Return the listing below in full, with every line exactly as it is.

(Beginning of GIVEN INFORMATION)

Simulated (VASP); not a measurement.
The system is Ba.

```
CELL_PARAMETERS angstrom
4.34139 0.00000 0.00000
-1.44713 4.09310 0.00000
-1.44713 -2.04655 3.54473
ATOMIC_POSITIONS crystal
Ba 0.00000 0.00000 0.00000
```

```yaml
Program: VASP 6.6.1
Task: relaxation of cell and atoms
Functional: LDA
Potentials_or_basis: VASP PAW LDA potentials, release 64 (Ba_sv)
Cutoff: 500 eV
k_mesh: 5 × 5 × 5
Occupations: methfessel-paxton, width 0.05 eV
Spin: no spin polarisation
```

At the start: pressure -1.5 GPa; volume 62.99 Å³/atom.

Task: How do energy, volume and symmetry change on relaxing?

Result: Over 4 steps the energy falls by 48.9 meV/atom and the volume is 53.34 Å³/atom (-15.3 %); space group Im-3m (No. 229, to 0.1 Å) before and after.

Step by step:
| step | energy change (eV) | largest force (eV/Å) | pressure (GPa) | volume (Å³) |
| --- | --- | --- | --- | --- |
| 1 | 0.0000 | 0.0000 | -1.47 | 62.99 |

(End of GIVEN INFORMATION)

TASK RESPONSE:
Simulated (VASP); not a measurement.
The system is Ba.

```
CELL_PARAMETERS angstrom
4.34139 0.00000 0.00000
-1.44713 4.09310 0.00000
-1.44713 -2.04655 3.54473
ATOMIC_POSITIONS crystal
Ba 0.00000 0.00000 0.00000
```

```yaml
Program: VASP 6.6.1
Task: relaxation of cell and atoms
Functional: LDA
Potentials_or_basis: VASP PAW LDA potentials, release 64 (Ba_sv)
Cutoff: 500 eV
k_mesh: 5 × 5 × 5
Occupations: methfessel-paxton, width 0.05 eV
Spin: no spin polarisation
```

At the start: pressure -1.5 GPa; volume 62.99 Å³/atom.

Task: How do energy, volume and symmetry change on relaxing?

Result: Over 4 steps the energy falls by 48.9 meV/atom and the volume is 53.34 Å³/atom (-15.3 %); space group Im-3m (No. 229, to 0.1 Å) before and after.

Step by step:
| step | energy change (eV) | largest force (eV/Å) | pressure (GPa) | volume (Å³) |
| --- | --- | --- | --- | --- |
| 1 | 0.0000 | 0.0000 | -1.47 | 62.99 |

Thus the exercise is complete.